REQUIREMENT: Repeat, please, only the lines from the top of the data down to the line with "The input less"; include both of those lines.

##############################

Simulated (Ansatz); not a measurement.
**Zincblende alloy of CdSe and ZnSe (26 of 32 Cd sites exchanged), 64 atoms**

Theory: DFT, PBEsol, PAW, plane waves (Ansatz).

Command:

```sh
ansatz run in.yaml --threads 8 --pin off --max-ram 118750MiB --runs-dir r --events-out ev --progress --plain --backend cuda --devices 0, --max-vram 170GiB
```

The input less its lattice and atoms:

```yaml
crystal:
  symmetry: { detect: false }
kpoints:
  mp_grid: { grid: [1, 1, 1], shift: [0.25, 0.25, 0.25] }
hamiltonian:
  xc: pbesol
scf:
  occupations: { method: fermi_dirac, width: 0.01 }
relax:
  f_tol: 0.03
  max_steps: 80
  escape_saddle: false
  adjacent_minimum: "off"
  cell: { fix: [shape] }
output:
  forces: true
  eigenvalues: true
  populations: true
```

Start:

##############################

RESULT:
Simulated (Ansatz); not a measurement.
**Zincblende alloy of CdSe and ZnSe (26 of 32 Cd sites exchanged), 64 atoms**

Theory: DFT, PBEsol, PAW, plane waves (Ansatz).

Command:

```sh
ansatz run in.yaml --threads 8 --pin off --max-ram 118750MiB --runs-dir r --events-out ev --progress --plain --backend cuda --devices 0, --max-vram 170GiB
```

The input less its lattice and atoms:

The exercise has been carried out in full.